★ ★ ★ ★ ★

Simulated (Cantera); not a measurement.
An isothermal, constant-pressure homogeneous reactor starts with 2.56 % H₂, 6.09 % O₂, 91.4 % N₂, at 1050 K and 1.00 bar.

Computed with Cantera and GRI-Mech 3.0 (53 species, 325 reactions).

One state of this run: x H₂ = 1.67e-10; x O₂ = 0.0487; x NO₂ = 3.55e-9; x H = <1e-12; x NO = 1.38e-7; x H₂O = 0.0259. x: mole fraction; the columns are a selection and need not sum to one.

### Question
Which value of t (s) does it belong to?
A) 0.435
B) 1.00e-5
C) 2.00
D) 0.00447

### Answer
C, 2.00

★ ★ ★ ★ ★

## Work request
The material must be transcribed exactly, down to the last line.

## Result
Simulated (Cantera); not a measurement.
An isothermal, constant-pressure homogeneous reactor starts with 2.56 % H₂, 6.09 % O₂, 91.4 % N₂, at 1050 K and 1.00 bar.

Computed with Cantera and GRI-Mech 3.0 (53 species, 325 reactions).

One state of this run: x H₂ = 1.67e-10; x O₂ = 0.0487; x NO₂ = 3.55e-9; x H = <1e-12; x NO = 1.38e-7; x H₂O = 0.0259. x: mole fraction; the columns are a selection and need not sum to one.

### Question
Which value of t (s) does it belong to?
A) 0.435
B) 1.00e-5
C) 2.00
D) 0.00447

### Answer
C, 2.00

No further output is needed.